## [Exercise]
Set down the records that follow in full and without changes.

## [Extracted information]
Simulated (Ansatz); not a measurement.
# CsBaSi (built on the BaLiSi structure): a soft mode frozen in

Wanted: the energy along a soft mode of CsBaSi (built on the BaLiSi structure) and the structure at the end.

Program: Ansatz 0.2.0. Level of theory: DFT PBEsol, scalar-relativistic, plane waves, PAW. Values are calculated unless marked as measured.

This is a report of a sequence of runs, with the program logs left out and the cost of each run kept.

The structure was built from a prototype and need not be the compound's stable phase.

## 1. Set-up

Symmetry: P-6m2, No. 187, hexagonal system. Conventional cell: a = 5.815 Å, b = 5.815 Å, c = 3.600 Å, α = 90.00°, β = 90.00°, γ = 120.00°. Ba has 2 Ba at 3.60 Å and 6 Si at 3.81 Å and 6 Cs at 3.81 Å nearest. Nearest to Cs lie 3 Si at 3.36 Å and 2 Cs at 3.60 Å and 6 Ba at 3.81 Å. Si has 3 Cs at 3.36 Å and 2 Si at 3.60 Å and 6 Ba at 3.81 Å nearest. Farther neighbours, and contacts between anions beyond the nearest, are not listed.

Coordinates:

## [Exercise output]
Simulated (Ansatz); not a measurement.
# CsBaSi (built on the BaLiSi structure): a soft mode frozen in

Wanted: the energy along a soft mode of CsBaSi (built on the BaLiSi structure) and the structure at the end.

Program: Ansatz 0.2.0. Level of theory: DFT PBEsol, scalar-relativistic, plane waves, PAW. Values are calculated unless marked as measured.

This is a report of a sequence of runs, with the program logs left out and the cost of each run kept.

The structure was built from a prototype and need not be the compound's stable phase.

## 1. Set-up

Symmetry: P-6m2, No. 187, hexagonal system. Conventional cell: a = 5.815 Å, b = 5.815 Å, c = 3.600 Å, α = 90.00°, β = 90.00°, γ = 120.00°. Ba has 2 Ba at 3.60 Å and 6 Si at 3.81 Å and 6 Cs at 3.81 Å nearest. Nearest to Cs lie 3 Si at 3.36 Å and 2 Cs at 3.60 Å and 6 Ba at 3.81 Å. Si has 3 Cs at 3.36 Å and 2 Si at 3.60 Å and 6 Ba at 3.81 Å nearest. Farther neighbours, and contacts between anions beyond the nearest, are not listed.

Coordinates:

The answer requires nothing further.